LISTED ENTRIES:
****************

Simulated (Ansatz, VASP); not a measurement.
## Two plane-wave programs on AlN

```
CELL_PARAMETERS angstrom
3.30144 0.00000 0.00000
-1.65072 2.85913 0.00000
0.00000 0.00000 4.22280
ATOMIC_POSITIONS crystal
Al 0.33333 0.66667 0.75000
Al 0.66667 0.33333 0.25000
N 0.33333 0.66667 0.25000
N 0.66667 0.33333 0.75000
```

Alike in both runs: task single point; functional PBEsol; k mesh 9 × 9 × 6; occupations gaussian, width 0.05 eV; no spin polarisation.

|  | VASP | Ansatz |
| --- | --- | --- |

****************

BRIEF:
Would you give the material above again, complete and exact?

TASK ANSWER:
Simulated (Ansatz, VASP); not a measurement.
## Two plane-wave programs on AlN

```
CELL_PARAMETERS angstrom
3.30144 0.00000 0.00000
-1.65072 2.85913 0.00000
0.00000 0.00000 4.22280
ATOMIC_POSITIONS crystal
Al 0.33333 0.66667 0.75000
Al 0.66667 0.33333 0.25000
N 0.33333 0.66667 0.25000
N 0.66667 0.33333 0.75000
```

Alike in both runs: task single point; functional PBEsol; k mesh 9 × 9 × 6; occupations gaussian, width 0.05 eV; no spin polarisation.

|  | VASP | Ansatz |
| --- | --- | --- |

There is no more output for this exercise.